- [DATA FOR ANALYSIS]
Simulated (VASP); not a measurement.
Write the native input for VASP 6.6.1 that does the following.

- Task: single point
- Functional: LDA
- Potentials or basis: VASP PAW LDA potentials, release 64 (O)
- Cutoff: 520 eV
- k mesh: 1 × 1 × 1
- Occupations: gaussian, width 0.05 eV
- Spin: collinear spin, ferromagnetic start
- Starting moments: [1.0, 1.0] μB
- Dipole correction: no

- [REQUIRED ACTION]
Each record above should be returned exactly as written.

- [EXERCISE OUTPUT]
Simulated (VASP); not a measurement.
Write the native input for VASP 6.6.1 that does the following.

- Task: single point
- Functional: LDA
- Potentials or basis: VASP PAW LDA potentials, release 64 (O)
- Cutoff: 520 eV
- k mesh: 1 × 1 × 1
- Occupations: gaussian, width 0.05 eV
- Spin: collinear spin, ferromagnetic start
- Starting moments: [1.0, 1.0] μB
- Dipole correction: no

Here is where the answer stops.